[[ Data records, beginning ]]

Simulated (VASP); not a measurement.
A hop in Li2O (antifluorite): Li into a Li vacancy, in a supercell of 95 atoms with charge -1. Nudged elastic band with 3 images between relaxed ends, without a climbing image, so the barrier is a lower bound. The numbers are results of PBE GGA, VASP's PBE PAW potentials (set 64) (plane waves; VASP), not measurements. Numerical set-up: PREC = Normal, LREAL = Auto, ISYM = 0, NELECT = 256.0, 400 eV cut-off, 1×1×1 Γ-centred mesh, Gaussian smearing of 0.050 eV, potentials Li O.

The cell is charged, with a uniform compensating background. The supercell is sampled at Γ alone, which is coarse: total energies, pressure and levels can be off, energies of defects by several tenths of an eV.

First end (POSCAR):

[[ Data records, end ]]

Assignment ▸
Please give back exactly the lines of the listing above that run from the one containing "A hop in Li2O" through the one containing "The cell is", and only those.

Exercise response ▸
A hop in Li2O (antifluorite): Li into a Li vacancy, in a supercell of 95 atoms with charge -1. Nudged elastic band with 3 images between relaxed ends, without a climbing image, so the barrier is a lower bound. The numbers are results of PBE GGA, VASP's PBE PAW potentials (set 64) (plane waves; VASP), not measurements. Numerical set-up: PREC = Normal, LREAL = Auto, ISYM = 0, NELECT = 256.0, 400 eV cut-off, 1×1×1 Γ-centred mesh, Gaussian smearing of 0.050 eV, potentials Li O.

The cell is charged, with a uniform compensating background. The supercell is sampled at Γ alone, which is coarse: total energies, pressure and levels can be off, energies of defects by several tenths of an eV.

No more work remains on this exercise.